**Data supplied**
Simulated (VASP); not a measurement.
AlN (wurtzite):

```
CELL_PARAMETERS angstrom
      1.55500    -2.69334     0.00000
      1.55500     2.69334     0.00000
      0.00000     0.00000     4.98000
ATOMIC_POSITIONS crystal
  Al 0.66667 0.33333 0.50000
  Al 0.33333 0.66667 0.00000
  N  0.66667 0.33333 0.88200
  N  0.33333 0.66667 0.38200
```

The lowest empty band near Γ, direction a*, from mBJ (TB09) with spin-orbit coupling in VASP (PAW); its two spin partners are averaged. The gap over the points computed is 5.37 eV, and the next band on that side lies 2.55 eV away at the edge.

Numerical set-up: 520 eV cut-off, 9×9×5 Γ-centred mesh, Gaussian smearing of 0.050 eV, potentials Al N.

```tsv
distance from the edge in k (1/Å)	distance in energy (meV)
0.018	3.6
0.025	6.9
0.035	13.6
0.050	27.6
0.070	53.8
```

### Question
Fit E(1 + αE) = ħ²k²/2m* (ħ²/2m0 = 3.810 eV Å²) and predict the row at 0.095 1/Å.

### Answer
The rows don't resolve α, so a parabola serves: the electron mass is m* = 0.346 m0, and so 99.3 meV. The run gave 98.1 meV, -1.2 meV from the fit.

**Brief**
Return, line for line and unchanged, the data from its first line through the line containing "### Question".

**Task answer**
Simulated (VASP); not a measurement.
AlN (wurtzite):

```
CELL_PARAMETERS angstrom
      1.55500    -2.69334     0.00000
      1.55500     2.69334     0.00000
      0.00000     0.00000     4.98000
ATOMIC_POSITIONS crystal
  Al 0.66667 0.33333 0.50000
  Al 0.33333 0.66667 0.00000
  N  0.66667 0.33333 0.88200
  N  0.33333 0.66667 0.38200
```

The lowest empty band near Γ, direction a*, from mBJ (TB09) with spin-orbit coupling in VASP (PAW); its two spin partners are averaged. The gap over the points computed is 5.37 eV, and the next band on that side lies 2.55 eV away at the edge.

Numerical set-up: 520 eV cut-off, 9×9×5 Γ-centred mesh, Gaussian smearing of 0.050 eV, potentials Al N.

```tsv
distance from the edge in k (1/Å)	distance in energy (meV)
0.018	3.6
0.025	6.9
0.035	13.6
0.050	27.6
0.070	53.8
```

### Question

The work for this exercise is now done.